» Brief
From the data below, repeat exactly the lines from the line with "Continued. System: C₂H₆O₂Si, SMILES" to the line with "Fig. 1: The", both included.

» Extracted entries
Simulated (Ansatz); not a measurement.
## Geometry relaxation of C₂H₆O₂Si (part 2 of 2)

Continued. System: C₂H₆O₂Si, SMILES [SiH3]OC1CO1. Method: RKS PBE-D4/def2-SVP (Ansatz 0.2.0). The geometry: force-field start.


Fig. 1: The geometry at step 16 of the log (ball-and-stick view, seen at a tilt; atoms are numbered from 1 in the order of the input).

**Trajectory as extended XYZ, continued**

» Written answer
Continued. System: C₂H₆O₂Si, SMILES [SiH3]OC1CO1. Method: RKS PBE-D4/def2-SVP (Ansatz 0.2.0). The geometry: force-field start.


Fig. 1: The geometry at step 16 of the log (ball-and-stick view, seen at a tilt; atoms are numbered from 1 in the order of the input).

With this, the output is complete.